_Work order_
Of all the entries below, only the lines from the one with "Caution: a run" up to and including the one with "Estimate the isothermal" are to be duplicated exactly.

- - - - - - -

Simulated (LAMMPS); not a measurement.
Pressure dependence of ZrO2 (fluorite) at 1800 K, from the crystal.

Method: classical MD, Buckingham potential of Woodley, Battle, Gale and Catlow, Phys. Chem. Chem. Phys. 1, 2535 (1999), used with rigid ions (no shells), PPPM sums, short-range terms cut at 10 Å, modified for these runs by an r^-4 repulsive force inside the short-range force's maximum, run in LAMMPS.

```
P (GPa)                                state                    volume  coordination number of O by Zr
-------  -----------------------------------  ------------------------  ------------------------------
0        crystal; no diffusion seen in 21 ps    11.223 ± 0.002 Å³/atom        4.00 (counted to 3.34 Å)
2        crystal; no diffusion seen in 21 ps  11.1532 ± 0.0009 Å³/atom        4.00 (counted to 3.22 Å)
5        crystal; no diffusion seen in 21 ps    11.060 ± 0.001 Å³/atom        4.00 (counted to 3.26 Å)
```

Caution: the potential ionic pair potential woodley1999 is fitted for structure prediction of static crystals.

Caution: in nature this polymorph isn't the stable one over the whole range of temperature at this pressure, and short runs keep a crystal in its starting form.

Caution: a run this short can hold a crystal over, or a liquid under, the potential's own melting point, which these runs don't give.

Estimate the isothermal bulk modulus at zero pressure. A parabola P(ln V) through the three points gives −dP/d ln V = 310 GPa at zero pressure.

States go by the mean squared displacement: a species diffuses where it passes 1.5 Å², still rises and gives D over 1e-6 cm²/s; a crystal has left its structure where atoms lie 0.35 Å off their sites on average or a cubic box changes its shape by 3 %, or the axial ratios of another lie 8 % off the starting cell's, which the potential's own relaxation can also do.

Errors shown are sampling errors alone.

- - - - - - -

_Exercise output_
Caution: a run this short can hold a crystal over, or a liquid under, the potential's own melting point, which these runs don't give.

Estimate the isothermal bulk modulus at zero pressure. A parabola P(ln V) through the three points gives −dP/d ln V = 310 GPa at zero pressure.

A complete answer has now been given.